------

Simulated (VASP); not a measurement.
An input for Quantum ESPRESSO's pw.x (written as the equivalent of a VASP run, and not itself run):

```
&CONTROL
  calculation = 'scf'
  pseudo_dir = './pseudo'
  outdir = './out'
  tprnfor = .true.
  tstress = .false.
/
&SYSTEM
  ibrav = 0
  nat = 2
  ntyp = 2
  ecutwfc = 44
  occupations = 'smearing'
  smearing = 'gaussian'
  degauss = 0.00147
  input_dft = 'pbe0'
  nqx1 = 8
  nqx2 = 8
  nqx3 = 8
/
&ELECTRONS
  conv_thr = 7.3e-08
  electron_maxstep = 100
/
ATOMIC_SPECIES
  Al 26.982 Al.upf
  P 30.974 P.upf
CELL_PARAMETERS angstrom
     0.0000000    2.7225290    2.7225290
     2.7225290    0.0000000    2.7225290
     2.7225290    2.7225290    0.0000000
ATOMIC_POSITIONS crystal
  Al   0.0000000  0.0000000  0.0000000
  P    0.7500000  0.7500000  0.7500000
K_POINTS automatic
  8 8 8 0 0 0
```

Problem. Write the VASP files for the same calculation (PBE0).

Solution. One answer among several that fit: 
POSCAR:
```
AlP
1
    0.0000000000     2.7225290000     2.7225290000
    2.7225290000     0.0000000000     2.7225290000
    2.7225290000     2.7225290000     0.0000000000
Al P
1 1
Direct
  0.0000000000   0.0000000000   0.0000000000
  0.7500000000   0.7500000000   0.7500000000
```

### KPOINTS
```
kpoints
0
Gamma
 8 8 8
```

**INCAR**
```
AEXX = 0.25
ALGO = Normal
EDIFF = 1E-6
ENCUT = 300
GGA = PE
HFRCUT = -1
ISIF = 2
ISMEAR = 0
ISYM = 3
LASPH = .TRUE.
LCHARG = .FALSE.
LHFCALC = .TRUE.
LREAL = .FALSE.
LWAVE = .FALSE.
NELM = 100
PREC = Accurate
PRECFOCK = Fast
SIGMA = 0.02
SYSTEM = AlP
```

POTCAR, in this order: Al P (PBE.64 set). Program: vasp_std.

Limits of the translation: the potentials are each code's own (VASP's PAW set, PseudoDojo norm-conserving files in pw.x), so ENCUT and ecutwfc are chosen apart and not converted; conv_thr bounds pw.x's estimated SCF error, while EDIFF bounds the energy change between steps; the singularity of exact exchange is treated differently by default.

------

Activity =
Quote in full each line from the top of the records above through the line with "POTCAR, in this"; stop after that line.

Task output =
Simulated (VASP); not a measurement.
An input for Quantum ESPRESSO's pw.x (written as the equivalent of a VASP run, and not itself run):

```
&CONTROL
  calculation = 'scf'
  pseudo_dir = './pseudo'
  outdir = './out'
  tprnfor = .true.
  tstress = .false.
/
&SYSTEM
  ibrav = 0
  nat = 2
  ntyp = 2
  ecutwfc = 44
  occupations = 'smearing'
  smearing = 'gaussian'
  degauss = 0.00147
  input_dft = 'pbe0'
  nqx1 = 8
  nqx2 = 8
  nqx3 = 8
/
&ELECTRONS
  conv_thr = 7.3e-08
  electron_maxstep = 100
/
ATOMIC_SPECIES
  Al 26.982 Al.upf
  P 30.974 P.upf
CELL_PARAMETERS angstrom
     0.0000000    2.7225290    2.7225290
     2.7225290    0.0000000    2.7225290
     2.7225290    2.7225290    0.0000000
ATOMIC_POSITIONS crystal
  Al   0.0000000  0.0000000  0.0000000
  P    0.7500000  0.7500000  0.7500000
K_POINTS automatic
  8 8 8 0 0 0
```

Problem. Write the VASP files for the same calculation (PBE0).

Solution. One answer among several that fit: 
POSCAR:
```
AlP
1
    0.0000000000     2.7225290000     2.7225290000
    2.7225290000     0.0000000000     2.7225290000
    2.7225290000     2.7225290000     0.0000000000
Al P
1 1
Direct
  0.0000000000   0.0000000000   0.0000000000
  0.7500000000   0.7500000000   0.7500000000
```

### KPOINTS
```
kpoints
0
Gamma
 8 8 8
```

**INCAR**
```
AEXX = 0.25
ALGO = Normal
EDIFF = 1E-6
ENCUT = 300
GGA = PE
HFRCUT = -1
ISIF = 2
ISMEAR = 0
ISYM = 3
LASPH = .TRUE.
LCHARG = .FALSE.
LHFCALC = .TRUE.
LREAL = .FALSE.
LWAVE = .FALSE.
NELM = 100
PREC = Accurate
PRECFOCK = Fast
SIGMA = 0.02
SYSTEM = AlP
```

POTCAR, in this order: Al P (PBE.64 set). Program: vasp_std.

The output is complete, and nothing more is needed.